Here the job is to return only the lines of the material, exactly, from the first one to the line with "Gas-phase species: C2H5BrMg".

■ **THE DATA**
-=-=-=-=-
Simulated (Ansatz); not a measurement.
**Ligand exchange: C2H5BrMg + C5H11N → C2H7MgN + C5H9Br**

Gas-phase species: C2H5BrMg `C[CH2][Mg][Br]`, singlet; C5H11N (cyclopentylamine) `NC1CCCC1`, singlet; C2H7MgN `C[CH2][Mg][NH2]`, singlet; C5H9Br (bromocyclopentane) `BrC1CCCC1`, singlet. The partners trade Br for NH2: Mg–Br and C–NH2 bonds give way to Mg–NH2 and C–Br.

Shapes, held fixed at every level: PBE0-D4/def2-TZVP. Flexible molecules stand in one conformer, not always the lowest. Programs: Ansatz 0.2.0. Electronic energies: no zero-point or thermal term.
-=-=-=-=-

■ **RESPONSE**
Simulated (Ansatz); not a measurement.
**Ligand exchange: C2H5BrMg + C5H11N → C2H7MgN + C5H9Br**

Gas-phase species: C2H5BrMg `C[CH2][Mg][Br]`, singlet; C5H11N (cyclopentylamine) `NC1CCCC1`, singlet; C2H7MgN `C[CH2][Mg][NH2]`, singlet; C5H9Br (bromocyclopentane) `BrC1CCCC1`, singlet. The partners trade Br for NH2: Mg–Br and C–NH2 bonds give way to Mg–NH2 and C–Br.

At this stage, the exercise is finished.